(ASSIGNMENT):
In the listing below, locate the line that contains "15.5 | -0.10 |" and the line that contains "1.56 | +0.005 |". Restate word for word those two lines and every line between them, and nothing else.

Start of LISTED RECORDS

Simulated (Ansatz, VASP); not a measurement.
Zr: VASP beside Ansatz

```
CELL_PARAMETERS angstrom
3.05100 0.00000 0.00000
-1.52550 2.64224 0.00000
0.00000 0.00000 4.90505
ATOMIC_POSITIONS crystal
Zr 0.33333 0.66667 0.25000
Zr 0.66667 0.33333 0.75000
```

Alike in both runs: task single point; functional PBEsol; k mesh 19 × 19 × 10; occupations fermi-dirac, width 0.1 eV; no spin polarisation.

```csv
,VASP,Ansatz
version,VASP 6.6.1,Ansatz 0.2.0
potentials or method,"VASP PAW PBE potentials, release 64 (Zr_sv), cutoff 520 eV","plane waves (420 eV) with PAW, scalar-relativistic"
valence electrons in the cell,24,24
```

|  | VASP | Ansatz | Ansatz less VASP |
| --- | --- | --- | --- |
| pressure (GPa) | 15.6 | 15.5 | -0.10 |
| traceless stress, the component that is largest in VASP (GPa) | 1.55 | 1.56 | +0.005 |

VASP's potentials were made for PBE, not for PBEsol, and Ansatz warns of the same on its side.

End of LISTED RECORDS

(EXERCISE ANSWER):
| pressure (GPa) | 15.6 | 15.5 | -0.10 |
| traceless stress, the component that is largest in VASP (GPa) | 1.55 | 1.56 | +0.005 |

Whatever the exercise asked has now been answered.